▸ EXERCISE
Print exactly those lines that run from the beginning of the data to the line bearing "1.393 | 0.866 |", inclusive.

▸ EXTRACTED RECORDS
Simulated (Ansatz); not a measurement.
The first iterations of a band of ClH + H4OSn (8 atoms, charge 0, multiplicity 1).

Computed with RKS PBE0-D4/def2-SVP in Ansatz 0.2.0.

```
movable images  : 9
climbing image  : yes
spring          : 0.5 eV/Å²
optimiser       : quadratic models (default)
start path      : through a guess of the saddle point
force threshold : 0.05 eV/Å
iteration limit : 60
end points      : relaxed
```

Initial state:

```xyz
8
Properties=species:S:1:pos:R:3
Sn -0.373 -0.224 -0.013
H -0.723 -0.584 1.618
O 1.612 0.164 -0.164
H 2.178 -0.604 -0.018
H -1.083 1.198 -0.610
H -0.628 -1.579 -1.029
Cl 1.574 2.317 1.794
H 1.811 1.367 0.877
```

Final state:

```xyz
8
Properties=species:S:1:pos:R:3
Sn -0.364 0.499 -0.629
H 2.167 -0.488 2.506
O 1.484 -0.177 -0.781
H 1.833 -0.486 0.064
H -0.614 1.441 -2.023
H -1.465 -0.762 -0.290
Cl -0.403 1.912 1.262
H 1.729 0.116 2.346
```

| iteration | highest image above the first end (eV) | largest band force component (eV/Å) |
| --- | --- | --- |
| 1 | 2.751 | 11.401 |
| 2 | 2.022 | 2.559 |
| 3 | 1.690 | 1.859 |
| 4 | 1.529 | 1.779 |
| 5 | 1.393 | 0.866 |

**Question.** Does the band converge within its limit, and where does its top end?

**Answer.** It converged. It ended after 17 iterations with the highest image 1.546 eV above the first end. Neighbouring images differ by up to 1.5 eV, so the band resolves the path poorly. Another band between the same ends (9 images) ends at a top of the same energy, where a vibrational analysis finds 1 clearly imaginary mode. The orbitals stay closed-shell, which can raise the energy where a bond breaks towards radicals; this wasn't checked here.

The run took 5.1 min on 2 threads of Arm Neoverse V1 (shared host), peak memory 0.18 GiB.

▸ WORKED SOLUTION
Simulated (Ansatz); not a measurement.
The first iterations of a band of ClH + H4OSn (8 atoms, charge 0, multiplicity 1).

Computed with RKS PBE0-D4/def2-SVP in Ansatz 0.2.0.

```
movable images  : 9
climbing image  : yes
spring          : 0.5 eV/Å²
optimiser       : quadratic models (default)
start path      : through a guess of the saddle point
force threshold : 0.05 eV/Å
iteration limit : 60
end points      : relaxed
```

Initial state:

```xyz
8
Properties=species:S:1:pos:R:3
Sn -0.373 -0.224 -0.013
H -0.723 -0.584 1.618
O 1.612 0.164 -0.164
H 2.178 -0.604 -0.018
H -1.083 1.198 -0.610
H -0.628 -1.579 -1.029
Cl 1.574 2.317 1.794
H 1.811 1.367 0.877
```

Final state:

```xyz
8
Properties=species:S:1:pos:R:3
Sn -0.364 0.499 -0.629
H 2.167 -0.488 2.506
O 1.484 -0.177 -0.781
H 1.833 -0.486 0.064
H -0.614 1.441 -2.023
H -1.465 -0.762 -0.290
Cl -0.403 1.912 1.262
H 1.729 0.116 2.346
```

| iteration | highest image above the first end (eV) | largest band force component (eV/Å) |
| --- | --- | --- |
| 1 | 2.751 | 11.401 |
| 2 | 2.022 | 2.559 |
| 3 | 1.690 | 1.859 |
| 4 | 1.529 | 1.779 |
| 5 | 1.393 | 0.866 |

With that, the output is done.